#### REQUIRED ACTION:
In the records below, the line with "Levels at points" opens the range and the line with "Run time: 46" closes it; print that range exactly and nothing else.

*** Opening of DATA TO EXAMINE ***
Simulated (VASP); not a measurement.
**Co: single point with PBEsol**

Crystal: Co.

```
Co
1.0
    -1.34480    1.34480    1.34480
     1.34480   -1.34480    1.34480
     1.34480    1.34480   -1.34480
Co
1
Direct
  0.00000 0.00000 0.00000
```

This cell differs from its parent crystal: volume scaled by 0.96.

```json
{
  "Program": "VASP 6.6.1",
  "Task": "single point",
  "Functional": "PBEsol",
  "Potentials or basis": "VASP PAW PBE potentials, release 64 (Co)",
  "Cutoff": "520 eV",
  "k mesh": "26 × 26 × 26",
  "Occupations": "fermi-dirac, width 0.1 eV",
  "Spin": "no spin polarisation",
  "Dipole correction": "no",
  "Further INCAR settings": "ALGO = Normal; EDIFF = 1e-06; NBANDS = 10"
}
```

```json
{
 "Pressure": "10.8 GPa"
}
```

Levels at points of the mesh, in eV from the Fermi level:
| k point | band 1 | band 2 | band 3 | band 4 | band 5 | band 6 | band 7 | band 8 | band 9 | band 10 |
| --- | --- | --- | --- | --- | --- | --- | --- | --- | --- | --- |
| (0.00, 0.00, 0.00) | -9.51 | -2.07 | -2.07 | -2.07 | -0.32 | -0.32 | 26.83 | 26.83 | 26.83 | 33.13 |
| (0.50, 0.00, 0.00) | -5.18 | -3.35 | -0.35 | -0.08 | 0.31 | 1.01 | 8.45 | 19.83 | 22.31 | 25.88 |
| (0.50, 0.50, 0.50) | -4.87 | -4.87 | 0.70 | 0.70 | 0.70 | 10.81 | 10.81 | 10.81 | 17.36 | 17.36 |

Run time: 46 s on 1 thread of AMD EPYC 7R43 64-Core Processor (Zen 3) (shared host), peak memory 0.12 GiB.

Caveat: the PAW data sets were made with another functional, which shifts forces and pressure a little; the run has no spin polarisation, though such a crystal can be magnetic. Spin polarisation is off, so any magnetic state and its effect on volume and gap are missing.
*** Close of DATA TO EXAMINE ***

#### TASK RESULT:
Levels at points of the mesh, in eV from the Fermi level:
| k point | band 1 | band 2 | band 3 | band 4 | band 5 | band 6 | band 7 | band 8 | band 9 | band 10 |
| --- | --- | --- | --- | --- | --- | --- | --- | --- | --- | --- |
| (0.00, 0.00, 0.00) | -9.51 | -2.07 | -2.07 | -2.07 | -0.32 | -0.32 | 26.83 | 26.83 | 26.83 | 33.13 |
| (0.50, 0.00, 0.00) | -5.18 | -3.35 | -0.35 | -0.08 | 0.31 | 1.01 | 8.45 | 19.83 | 22.31 | 25.88 |
| (0.50, 0.50, 0.50) | -4.87 | -4.87 | 0.70 | 0.70 | 0.70 | 10.81 | 10.81 | 10.81 | 17.36 | 17.36 |

Run time: 46 s on 1 thread of AMD EPYC 7R43 64-Core Processor (Zen 3) (shared host), peak memory 0.12 GiB.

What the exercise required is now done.